Required action:
A word-for-word restatement of the full listing is required.

Given data:
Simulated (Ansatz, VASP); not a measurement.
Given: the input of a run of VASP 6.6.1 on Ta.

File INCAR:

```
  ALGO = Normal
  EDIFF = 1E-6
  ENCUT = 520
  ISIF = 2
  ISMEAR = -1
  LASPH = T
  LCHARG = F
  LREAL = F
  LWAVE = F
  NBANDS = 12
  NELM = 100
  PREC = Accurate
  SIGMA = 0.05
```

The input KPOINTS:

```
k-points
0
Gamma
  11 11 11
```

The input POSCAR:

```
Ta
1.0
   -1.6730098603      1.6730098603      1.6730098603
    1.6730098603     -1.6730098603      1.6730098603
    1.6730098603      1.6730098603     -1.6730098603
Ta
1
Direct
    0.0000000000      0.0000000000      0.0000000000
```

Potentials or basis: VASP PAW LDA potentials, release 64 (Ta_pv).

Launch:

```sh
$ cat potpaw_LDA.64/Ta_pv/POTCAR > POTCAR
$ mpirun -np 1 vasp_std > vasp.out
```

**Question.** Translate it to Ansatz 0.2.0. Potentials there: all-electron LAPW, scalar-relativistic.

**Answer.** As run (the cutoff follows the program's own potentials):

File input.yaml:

Task answer:
Simulated (Ansatz, VASP); not a measurement.
Given: the input of a run of VASP 6.6.1 on Ta.

File INCAR:

```
  ALGO = Normal
  EDIFF = 1E-6
  ENCUT = 520
  ISIF = 2
  ISMEAR = -1
  LASPH = T
  LCHARG = F
  LREAL = F
  LWAVE = F
  NBANDS = 12
  NELM = 100
  PREC = Accurate
  SIGMA = 0.05
```

The input KPOINTS:

```
k-points
0
Gamma
  11 11 11
```

The input POSCAR:

```
Ta
1.0
   -1.6730098603      1.6730098603      1.6730098603
    1.6730098603     -1.6730098603      1.6730098603
    1.6730098603      1.6730098603     -1.6730098603
Ta
1
Direct
    0.0000000000      0.0000000000      0.0000000000
```

Potentials or basis: VASP PAW LDA potentials, release 64 (Ta_pv).

Launch:

```sh
$ cat potpaw_LDA.64/Ta_pv/POTCAR > POTCAR
$ mpirun -np 1 vasp_std > vasp.out
```

**Question.** Translate it to Ansatz 0.2.0. Potentials there: all-electron LAPW, scalar-relativistic.

**Answer.** As run (the cutoff follows the program's own potentials):

File input.yaml:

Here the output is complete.